..........

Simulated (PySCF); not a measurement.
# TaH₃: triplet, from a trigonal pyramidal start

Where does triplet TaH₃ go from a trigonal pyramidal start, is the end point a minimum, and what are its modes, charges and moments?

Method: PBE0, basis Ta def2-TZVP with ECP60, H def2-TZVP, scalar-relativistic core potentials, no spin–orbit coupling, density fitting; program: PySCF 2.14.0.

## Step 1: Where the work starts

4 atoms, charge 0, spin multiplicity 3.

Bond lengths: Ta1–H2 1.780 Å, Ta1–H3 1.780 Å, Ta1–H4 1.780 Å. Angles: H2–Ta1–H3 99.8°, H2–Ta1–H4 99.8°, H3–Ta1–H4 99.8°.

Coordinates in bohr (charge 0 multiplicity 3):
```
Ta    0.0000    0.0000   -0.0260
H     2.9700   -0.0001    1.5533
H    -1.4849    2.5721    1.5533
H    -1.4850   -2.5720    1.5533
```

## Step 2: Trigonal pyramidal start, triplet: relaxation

..........

Work instruction: Only one stretch of the records above is wanted: the lines between the one holding "# TaH₃: triplet, from" and the one holding "Where does triplet", inclusive, reproduced exactly.

Answer area:
# TaH₃: triplet, from a trigonal pyramidal start

Where does triplet TaH₃ go from a trigonal pyramidal start, is the end point a minimum, and what are its modes, charges and moments?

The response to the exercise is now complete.